RECORDED DATA:
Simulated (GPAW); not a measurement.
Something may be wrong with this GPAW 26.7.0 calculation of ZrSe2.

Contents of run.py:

WORK ORDER: The expected output is every record, repeated exactly.

WRITTEN REPLY:
Simulated (GPAW); not a measurement.
Something may be wrong with this GPAW 26.7.0 calculation of ZrSe2.

Contents of run.py:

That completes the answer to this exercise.